§ **Listed entries**:
┄┄┄┄┄┄┄┄┄┄┄┄┄┄┄┄┄┄┄┄
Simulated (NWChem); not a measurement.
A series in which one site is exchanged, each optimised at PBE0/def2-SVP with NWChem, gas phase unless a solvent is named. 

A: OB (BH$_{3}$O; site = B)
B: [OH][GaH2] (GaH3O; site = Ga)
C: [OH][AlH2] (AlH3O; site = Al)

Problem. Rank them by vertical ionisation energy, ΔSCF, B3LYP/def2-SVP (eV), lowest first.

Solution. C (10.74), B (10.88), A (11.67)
┄┄┄┄┄┄┄┄┄┄┄┄┄┄┄┄┄┄┄┄

§ **Work order**: Above are the records. Copy the lines beginning at the one that has "C: [OH][AlH2] (AlH3O; site = Al)" and ending with the one that has "Problem. Rank them", unchanged.

§ **Result**:
C: [OH][AlH2] (AlH3O; site = Al)

Problem. Rank them by vertical ionisation energy, ΔSCF, B3LYP/def2-SVP (eV), lowest first.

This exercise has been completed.